##### ENTRIES SUPPLIED #####

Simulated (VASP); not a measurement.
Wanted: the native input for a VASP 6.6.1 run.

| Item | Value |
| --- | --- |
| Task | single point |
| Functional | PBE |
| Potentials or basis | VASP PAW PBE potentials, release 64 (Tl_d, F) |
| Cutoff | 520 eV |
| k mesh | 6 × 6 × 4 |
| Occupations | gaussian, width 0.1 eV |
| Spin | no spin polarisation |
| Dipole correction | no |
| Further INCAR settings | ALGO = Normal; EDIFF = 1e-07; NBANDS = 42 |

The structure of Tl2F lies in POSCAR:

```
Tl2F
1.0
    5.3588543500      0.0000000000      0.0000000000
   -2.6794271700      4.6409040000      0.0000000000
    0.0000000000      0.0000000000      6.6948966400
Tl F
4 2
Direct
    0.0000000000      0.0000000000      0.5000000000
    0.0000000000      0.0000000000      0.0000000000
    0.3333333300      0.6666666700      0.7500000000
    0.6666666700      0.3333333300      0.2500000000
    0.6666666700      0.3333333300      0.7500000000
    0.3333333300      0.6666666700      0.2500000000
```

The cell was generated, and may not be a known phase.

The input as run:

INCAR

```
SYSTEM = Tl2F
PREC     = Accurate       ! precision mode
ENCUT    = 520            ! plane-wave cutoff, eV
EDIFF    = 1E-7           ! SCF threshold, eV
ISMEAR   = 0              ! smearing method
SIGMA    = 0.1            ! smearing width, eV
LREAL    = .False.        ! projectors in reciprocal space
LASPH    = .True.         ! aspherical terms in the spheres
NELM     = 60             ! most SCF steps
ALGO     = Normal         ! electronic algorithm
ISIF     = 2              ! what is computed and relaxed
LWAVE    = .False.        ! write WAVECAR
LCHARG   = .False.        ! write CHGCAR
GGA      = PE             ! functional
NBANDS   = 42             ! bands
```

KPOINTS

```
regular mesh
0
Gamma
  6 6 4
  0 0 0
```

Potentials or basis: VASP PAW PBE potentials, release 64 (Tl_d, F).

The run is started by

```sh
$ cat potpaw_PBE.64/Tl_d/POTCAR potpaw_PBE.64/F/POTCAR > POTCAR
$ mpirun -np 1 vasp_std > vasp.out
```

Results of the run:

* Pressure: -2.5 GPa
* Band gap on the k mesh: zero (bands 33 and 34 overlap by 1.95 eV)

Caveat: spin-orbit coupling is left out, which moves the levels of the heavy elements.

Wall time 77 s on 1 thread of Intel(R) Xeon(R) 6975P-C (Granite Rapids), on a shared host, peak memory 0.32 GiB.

#####

§ WORK ITEM
Please copy, exactly as written, every line in the listing above from the line with "Item | Value |" up to and including the line with "correction | no |".

§ WRITTEN ANSWER
| Item | Value |
| --- | --- |
| Task | single point |
| Functional | PBE |
| Potentials or basis | VASP PAW PBE potentials, release 64 (Tl_d, F) |
| Cutoff | 520 eV |
| k mesh | 6 × 6 × 4 |
| Occupations | gaussian, width 0.1 eV |
| Spin | no spin polarisation |
| Dipole correction | no |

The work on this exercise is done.